> _INPUT DATA_
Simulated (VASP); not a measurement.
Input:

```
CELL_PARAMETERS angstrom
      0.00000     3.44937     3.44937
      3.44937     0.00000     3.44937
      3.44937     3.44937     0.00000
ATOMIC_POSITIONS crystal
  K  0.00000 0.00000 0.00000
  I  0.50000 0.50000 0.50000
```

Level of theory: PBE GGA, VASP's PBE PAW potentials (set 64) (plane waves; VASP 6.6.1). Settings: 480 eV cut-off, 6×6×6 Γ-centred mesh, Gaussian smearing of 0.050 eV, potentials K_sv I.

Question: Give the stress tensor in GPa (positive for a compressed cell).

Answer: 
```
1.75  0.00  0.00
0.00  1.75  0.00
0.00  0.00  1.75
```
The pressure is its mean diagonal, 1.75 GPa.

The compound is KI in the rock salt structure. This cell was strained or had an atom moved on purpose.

> _WORK TASK_
The range runs from the line with "Level of theory: PBE" up to and including the line with "The pressure is its mean diagonal, 1.75 GPa." in the listing above; please write out exactly those lines and nothing more.

> _RESULT_
Level of theory: PBE GGA, VASP's PBE PAW potentials (set 64) (plane waves; VASP 6.6.1). Settings: 480 eV cut-off, 6×6×6 Γ-centred mesh, Gaussian smearing of 0.050 eV, potentials K_sv I.

Question: Give the stress tensor in GPa (positive for a compressed cell).

Answer: 
```
1.75  0.00  0.00
0.00  1.75  0.00
0.00  0.00  1.75
```
The pressure is its mean diagonal, 1.75 GPa.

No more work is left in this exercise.